**MATERIAL SUPPLIED**
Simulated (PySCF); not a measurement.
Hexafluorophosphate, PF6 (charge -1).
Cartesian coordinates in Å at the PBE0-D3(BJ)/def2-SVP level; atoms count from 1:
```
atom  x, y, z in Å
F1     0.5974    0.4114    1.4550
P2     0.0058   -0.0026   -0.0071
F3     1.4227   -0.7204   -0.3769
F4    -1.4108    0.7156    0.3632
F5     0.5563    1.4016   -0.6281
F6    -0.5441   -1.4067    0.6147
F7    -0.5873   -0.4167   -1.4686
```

**ACTIVITY**
Your answer must be the complete data, repeated word for word.

**REPLY**
Simulated (PySCF); not a measurement.
Hexafluorophosphate, PF6 (charge -1).
Cartesian coordinates in Å at the PBE0-D3(BJ)/def2-SVP level; atoms count from 1:
```
atom  x, y, z in Å
F1     0.5974    0.4114    1.4550
P2     0.0058   -0.0026   -0.0071
F3     1.4227   -0.7204   -0.3769
F4    -1.4108    0.7156    0.3632
F5     0.5563    1.4016   -0.6281
F6    -0.5441   -1.4067    0.6147
F7    -0.5873   -0.4167   -1.4686
```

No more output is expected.